━━━━━ The data ━━━━━
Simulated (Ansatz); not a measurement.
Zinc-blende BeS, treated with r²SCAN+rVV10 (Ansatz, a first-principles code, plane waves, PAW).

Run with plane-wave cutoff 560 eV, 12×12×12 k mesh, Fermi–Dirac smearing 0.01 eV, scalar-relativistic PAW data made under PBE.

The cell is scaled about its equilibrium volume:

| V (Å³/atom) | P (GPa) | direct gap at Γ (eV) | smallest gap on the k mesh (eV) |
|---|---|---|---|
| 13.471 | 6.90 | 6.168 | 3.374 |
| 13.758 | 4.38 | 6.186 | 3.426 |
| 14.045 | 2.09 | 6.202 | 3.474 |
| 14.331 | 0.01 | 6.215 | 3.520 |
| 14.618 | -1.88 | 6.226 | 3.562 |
━━━━━

Task item —
For this exercise, repeat the data above exactly.

Response —
Simulated (Ansatz); not a measurement.
Zinc-blende BeS, treated with r²SCAN+rVV10 (Ansatz, a first-principles code, plane waves, PAW).

Run with plane-wave cutoff 560 eV, 12×12×12 k mesh, Fermi–Dirac smearing 0.01 eV, scalar-relativistic PAW data made under PBE.

The cell is scaled about its equilibrium volume:

| V (Å³/atom) | P (GPa) | direct gap at Γ (eV) | smallest gap on the k mesh (eV) |
|---|---|---|---|
| 13.471 | 6.90 | 6.168 | 3.374 |
| 13.758 | 4.38 | 6.186 | 3.426 |
| 14.045 | 2.09 | 6.202 | 3.474 |
| 14.331 | 0.01 | 6.215 | 3.520 |
| 14.618 | -1.88 | 6.226 | 3.562 |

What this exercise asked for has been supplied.